**Data:**
--------------------------------

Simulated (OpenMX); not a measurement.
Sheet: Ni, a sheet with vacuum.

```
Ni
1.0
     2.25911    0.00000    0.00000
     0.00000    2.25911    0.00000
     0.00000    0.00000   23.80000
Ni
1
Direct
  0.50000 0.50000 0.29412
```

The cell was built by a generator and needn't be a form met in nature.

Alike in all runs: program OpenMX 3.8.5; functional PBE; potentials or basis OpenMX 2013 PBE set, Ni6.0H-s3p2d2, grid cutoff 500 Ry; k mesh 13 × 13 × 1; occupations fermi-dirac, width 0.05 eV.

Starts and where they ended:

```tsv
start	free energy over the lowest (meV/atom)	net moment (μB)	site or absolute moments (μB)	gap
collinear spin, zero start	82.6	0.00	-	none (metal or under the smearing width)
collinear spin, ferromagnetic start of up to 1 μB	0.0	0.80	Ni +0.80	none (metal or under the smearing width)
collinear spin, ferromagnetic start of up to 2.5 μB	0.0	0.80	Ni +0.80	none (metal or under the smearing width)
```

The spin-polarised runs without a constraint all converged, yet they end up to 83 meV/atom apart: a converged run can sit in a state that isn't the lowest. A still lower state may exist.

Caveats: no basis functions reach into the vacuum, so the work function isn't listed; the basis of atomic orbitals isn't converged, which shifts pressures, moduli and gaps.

--------------------------------

**Assignment:**
Everything starting at the line containing "The cell was" and ending at the line containing "Alike in all" in the records above should be repeated exactly, and only that.

**Task result:**
The cell was built by a generator and needn't be a form met in nature.

Alike in all runs: program OpenMX 3.8.5; functional PBE; potentials or basis OpenMX 2013 PBE set, Ni6.0H-s3p2d2, grid cutoff 500 Ry; k mesh 13 × 13 × 1; occupations fermi-dirac, width 0.05 eV.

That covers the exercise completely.